Stored data:
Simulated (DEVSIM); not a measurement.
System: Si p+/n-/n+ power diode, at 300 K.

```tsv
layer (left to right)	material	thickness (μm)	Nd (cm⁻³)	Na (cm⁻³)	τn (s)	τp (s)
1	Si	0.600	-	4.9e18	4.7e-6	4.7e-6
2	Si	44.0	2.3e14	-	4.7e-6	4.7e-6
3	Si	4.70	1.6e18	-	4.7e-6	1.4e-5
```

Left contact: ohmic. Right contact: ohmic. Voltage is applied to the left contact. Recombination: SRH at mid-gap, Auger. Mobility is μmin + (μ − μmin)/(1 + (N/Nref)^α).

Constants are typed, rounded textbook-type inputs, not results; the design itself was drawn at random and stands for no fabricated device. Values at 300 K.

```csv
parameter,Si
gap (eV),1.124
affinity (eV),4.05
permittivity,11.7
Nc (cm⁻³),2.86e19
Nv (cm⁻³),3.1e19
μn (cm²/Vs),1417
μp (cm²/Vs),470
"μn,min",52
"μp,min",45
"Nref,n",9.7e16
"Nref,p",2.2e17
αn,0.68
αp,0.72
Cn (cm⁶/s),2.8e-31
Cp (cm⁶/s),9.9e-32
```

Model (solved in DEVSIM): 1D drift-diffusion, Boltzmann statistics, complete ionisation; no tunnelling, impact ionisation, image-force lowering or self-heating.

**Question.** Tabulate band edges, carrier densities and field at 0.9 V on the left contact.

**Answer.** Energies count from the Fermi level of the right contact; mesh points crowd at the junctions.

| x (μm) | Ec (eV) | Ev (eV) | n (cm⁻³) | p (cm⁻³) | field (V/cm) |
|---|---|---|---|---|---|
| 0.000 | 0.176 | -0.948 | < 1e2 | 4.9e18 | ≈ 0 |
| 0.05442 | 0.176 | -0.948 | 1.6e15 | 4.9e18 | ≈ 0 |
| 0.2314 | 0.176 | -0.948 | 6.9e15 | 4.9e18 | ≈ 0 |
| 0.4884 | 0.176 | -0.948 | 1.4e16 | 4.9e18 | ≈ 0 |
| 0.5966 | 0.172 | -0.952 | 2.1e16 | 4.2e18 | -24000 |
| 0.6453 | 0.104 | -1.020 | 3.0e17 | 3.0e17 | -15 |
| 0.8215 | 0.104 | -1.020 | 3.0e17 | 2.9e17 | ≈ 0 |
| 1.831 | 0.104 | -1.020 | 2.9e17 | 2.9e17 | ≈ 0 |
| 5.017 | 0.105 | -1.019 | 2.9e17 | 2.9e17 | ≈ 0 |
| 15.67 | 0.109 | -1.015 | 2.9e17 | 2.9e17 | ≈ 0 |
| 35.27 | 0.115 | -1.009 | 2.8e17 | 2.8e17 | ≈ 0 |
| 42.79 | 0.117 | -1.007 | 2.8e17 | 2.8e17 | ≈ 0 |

Work order: Your answer consists solely of the lines from the top of the records above through the line that contains "Left contact: ohmic.", each echoed exactly.

Response area:
Simulated (DEVSIM); not a measurement.
System: Si p+/n-/n+ power diode, at 300 K.

```tsv
layer (left to right)	material	thickness (μm)	Nd (cm⁻³)	Na (cm⁻³)	τn (s)	τp (s)
1	Si	0.600	-	4.9e18	4.7e-6	4.7e-6
2	Si	44.0	2.3e14	-	4.7e-6	4.7e-6
3	Si	4.70	1.6e18	-	4.7e-6	1.4e-5
```

Left contact: ohmic. Right contact: ohmic. Voltage is applied to the left contact. Recombination: SRH at mid-gap, Auger. Mobility is μmin + (μ − μmin)/(1 + (N/Nref)^α).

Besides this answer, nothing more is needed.